*TASK ITEM:*
Your output should be the lines of the data that follow, reproduced exactly from the first through the line bearing "The numbers below".

*DATASET EXCERPTS:*
★ ★ ★ ★ ★ ★ ★

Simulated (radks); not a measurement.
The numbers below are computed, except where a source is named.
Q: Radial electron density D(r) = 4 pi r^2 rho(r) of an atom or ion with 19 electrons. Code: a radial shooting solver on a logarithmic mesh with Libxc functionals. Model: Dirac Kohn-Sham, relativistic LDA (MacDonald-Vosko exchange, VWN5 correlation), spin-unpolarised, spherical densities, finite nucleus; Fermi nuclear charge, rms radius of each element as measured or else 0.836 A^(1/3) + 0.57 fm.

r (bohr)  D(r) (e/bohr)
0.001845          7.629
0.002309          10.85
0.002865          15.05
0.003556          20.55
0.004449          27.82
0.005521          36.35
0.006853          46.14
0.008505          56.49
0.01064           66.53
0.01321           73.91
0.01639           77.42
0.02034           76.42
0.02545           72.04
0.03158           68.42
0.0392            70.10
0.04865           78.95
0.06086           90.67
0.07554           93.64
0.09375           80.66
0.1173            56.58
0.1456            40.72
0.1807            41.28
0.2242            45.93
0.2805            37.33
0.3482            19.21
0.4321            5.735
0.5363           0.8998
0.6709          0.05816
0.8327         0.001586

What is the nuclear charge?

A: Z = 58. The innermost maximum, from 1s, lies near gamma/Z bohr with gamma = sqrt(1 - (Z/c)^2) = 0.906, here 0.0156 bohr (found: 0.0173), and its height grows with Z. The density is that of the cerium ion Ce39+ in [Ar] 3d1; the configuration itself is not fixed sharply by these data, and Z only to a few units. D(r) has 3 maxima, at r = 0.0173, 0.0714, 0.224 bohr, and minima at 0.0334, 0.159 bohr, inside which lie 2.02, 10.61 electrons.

★ ★ ★ ★ ★ ★ ★

*YOUR SOLUTION:*
Simulated (radks); not a measurement.
The numbers below are computed, except where a source is named.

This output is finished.